**WORK ITEM**
Word for word, restate the lines from the start of the data down to the line with "Charge 0, spin multiplicity 1.", both included.

**INFORMATION SUPPLIED**
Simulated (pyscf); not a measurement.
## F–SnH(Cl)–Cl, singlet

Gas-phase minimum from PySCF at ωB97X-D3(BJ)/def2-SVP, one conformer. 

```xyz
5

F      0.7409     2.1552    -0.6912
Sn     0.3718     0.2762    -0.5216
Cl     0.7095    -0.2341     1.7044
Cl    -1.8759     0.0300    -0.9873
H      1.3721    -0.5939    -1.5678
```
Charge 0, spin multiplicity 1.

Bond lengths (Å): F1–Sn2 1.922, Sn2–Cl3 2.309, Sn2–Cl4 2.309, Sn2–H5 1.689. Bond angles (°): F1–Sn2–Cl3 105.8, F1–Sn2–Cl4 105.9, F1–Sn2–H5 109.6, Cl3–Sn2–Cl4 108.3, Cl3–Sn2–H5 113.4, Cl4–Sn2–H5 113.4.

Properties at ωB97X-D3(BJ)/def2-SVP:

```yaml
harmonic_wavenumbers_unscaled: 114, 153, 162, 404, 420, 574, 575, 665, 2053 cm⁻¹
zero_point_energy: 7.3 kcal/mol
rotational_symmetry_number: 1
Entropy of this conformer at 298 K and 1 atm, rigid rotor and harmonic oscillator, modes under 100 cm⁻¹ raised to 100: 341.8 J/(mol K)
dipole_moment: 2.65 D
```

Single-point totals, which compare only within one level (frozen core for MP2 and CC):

**EXERCISE RESPONSE**
Simulated (pyscf); not a measurement.
## F–SnH(Cl)–Cl, singlet

Gas-phase minimum from PySCF at ωB97X-D3(BJ)/def2-SVP, one conformer. 

```xyz
5

F      0.7409     2.1552    -0.6912
Sn     0.3718     0.2762    -0.5216
Cl     0.7095    -0.2341     1.7044
Cl    -1.8759     0.0300    -0.9873
H      1.3721    -0.5939    -1.5678
```
Charge 0, spin multiplicity 1.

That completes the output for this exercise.